[Record extracts Boundary: Start]

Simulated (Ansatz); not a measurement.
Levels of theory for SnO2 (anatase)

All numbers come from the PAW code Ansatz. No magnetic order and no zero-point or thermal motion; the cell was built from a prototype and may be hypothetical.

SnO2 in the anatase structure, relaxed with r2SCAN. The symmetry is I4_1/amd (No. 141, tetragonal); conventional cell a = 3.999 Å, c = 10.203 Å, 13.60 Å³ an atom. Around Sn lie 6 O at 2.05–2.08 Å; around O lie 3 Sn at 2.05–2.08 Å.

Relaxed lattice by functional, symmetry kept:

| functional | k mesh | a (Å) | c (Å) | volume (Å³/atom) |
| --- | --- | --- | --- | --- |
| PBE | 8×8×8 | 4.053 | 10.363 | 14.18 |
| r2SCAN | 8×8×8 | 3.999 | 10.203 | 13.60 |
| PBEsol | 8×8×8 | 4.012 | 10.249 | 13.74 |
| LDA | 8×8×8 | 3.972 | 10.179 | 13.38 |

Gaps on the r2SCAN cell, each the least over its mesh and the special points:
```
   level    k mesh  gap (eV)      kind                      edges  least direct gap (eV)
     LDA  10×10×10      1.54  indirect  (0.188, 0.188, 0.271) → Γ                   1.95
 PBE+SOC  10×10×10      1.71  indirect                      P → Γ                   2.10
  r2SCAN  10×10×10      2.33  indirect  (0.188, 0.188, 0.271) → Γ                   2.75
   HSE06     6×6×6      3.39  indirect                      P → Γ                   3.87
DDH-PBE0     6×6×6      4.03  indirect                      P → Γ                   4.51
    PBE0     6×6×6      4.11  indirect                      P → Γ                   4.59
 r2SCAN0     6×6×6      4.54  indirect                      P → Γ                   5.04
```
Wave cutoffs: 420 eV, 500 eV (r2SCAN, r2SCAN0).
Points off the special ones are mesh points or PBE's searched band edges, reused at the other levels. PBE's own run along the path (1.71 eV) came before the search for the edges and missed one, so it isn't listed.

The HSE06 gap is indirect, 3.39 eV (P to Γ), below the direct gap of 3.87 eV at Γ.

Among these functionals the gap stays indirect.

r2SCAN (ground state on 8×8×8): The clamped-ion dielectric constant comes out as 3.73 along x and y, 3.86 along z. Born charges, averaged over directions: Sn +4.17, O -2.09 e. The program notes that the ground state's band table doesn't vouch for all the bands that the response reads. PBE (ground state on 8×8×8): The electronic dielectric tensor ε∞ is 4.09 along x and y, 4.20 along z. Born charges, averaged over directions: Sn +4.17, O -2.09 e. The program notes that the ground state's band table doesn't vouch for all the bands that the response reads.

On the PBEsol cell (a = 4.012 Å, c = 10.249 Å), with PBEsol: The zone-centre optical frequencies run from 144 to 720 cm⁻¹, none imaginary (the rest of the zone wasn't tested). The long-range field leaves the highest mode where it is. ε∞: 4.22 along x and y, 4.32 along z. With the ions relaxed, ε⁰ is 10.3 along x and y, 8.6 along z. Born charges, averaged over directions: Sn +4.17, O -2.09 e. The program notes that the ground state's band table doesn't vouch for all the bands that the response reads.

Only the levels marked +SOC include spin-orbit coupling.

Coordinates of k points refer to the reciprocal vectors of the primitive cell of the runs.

[Record extracts Boundary: End]

**Assignment**
Your answer should consist only of the lines above between the line holding "Levels of theory for SnO2 (anatase)" and the line holding "Relaxed lattice by", inclusive, each transcribed exactly.

**Exercise output**
Levels of theory for SnO2 (anatase)

All numbers come from the PAW code Ansatz. No magnetic order and no zero-point or thermal motion; the cell was built from a prototype and may be hypothetical.

SnO2 in the anatase structure, relaxed with r2SCAN. The symmetry is I4_1/amd (No. 141, tetragonal); conventional cell a = 3.999 Å, c = 10.203 Å, 13.60 Å³ an atom. Around Sn lie 6 O at 2.05–2.08 Å; around O lie 3 Sn at 2.05–2.08 Å.

Relaxed lattice by functional, symmetry kept:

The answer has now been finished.